Write out the records below once more, exactly as they stand.

**Material shown**
────────────────────

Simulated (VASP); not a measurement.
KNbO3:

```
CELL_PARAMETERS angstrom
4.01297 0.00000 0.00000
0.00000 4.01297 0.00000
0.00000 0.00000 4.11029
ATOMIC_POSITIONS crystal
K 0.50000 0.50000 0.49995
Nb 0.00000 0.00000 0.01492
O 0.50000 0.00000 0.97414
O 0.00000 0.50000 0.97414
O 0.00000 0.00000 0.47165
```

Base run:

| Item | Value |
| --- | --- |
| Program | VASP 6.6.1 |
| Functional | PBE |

────────────────────

**Exercise solution**
Simulated (VASP); not a measurement.
KNbO3:

```
CELL_PARAMETERS angstrom
4.01297 0.00000 0.00000
0.00000 4.01297 0.00000
0.00000 0.00000 4.11029
ATOMIC_POSITIONS crystal
K 0.50000 0.50000 0.49995
Nb 0.00000 0.00000 0.01492
O 0.50000 0.00000 0.97414
O 0.00000 0.50000 0.97414
O 0.00000 0.00000 0.47165
```

Base run:

| Item | Value |
| --- | --- |
| Program | VASP 6.6.1 |
| Functional | PBE |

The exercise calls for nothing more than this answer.